+ + +

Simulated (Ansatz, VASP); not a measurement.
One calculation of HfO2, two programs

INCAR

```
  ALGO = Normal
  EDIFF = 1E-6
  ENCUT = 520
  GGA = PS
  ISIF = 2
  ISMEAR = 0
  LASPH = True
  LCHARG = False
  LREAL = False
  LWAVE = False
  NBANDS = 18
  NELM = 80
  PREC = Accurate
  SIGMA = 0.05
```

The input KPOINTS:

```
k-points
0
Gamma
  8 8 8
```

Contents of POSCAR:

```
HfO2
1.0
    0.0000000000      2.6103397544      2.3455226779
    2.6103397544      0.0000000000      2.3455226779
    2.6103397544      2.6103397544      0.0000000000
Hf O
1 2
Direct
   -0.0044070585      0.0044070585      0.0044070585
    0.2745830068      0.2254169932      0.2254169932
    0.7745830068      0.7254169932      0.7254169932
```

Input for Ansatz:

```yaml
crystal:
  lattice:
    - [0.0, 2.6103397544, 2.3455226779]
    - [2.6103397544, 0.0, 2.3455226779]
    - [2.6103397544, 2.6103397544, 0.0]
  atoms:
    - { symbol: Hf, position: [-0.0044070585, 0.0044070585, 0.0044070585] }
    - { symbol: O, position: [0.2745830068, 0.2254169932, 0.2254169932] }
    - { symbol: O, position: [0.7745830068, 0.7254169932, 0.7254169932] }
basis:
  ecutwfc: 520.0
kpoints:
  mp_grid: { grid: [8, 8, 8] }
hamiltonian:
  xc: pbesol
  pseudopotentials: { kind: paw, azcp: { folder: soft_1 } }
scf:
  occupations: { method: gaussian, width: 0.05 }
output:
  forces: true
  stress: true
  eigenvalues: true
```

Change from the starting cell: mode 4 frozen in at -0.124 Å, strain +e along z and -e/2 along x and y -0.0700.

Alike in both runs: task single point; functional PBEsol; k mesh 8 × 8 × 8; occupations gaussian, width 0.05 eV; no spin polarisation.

+ + +

● WORK TASK
Write out the records exactly, starting at the first line and stopping after the line that contains "Change from the".

● EXERCISE RESPONSE
Simulated (Ansatz, VASP); not a measurement.
One calculation of HfO2, two programs

INCAR

```
  ALGO = Normal
  EDIFF = 1E-6
  ENCUT = 520
  GGA = PS
  ISIF = 2
  ISMEAR = 0
  LASPH = True
  LCHARG = False
  LREAL = False
  LWAVE = False
  NBANDS = 18
  NELM = 80
  PREC = Accurate
  SIGMA = 0.05
```

The input KPOINTS:

```
k-points
0
Gamma
  8 8 8
```

Contents of POSCAR:

```
HfO2
1.0
    0.0000000000      2.6103397544      2.3455226779
    2.6103397544      0.0000000000      2.3455226779
    2.6103397544      2.6103397544      0.0000000000
Hf O
1 2
Direct
   -0.0044070585      0.0044070585      0.0044070585
    0.2745830068      0.2254169932      0.2254169932
    0.7745830068      0.7254169932      0.7254169932
```

Input for Ansatz:

```yaml
crystal:
  lattice:
    - [0.0, 2.6103397544, 2.3455226779]
    - [2.6103397544, 0.0, 2.3455226779]
    - [2.6103397544, 2.6103397544, 0.0]
  atoms:
    - { symbol: Hf, position: [-0.0044070585, 0.0044070585, 0.0044070585] }
    - { symbol: O, position: [0.2745830068, 0.2254169932, 0.2254169932] }
    - { symbol: O, position: [0.7745830068, 0.7254169932, 0.7254169932] }
basis:
  ecutwfc: 520.0
kpoints:
  mp_grid: { grid: [8, 8, 8] }
hamiltonian:
  xc: pbesol
  pseudopotentials: { kind: paw, azcp: { folder: soft_1 } }
scf:
  occupations: { method: gaussian, width: 0.05 }
output:
  forces: true
  stress: true
  eigenvalues: true
```

Change from the starting cell: mode 4 frozen in at -0.124 Å, strain +e along z and -e/2 along x and y -0.0700.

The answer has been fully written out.